● **Work item**
Starting at the line below holding "# Telling settings" and stopping at the line holding "Settings: PySCF, density", print every line exactly, both ends included, and leave the rest out.

Top of Material shown

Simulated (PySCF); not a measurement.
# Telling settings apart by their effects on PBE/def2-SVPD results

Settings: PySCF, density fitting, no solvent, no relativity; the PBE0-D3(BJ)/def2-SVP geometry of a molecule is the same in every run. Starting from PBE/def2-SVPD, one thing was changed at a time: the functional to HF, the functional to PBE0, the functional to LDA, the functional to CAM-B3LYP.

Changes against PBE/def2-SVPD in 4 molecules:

Bottom of Material shown

● **Exercise response**
# Telling settings apart by their effects on PBE/def2-SVPD results

Settings: PySCF, density fitting, no solvent, no relativity; the PBE0-D3(BJ)/def2-SVP geometry of a molecule is the same in every run. Starting from PBE/def2-SVPD, one thing was changed at a time: the functional to HF, the functional to PBE0, the functional to LDA, the functional to CAM-B3LYP.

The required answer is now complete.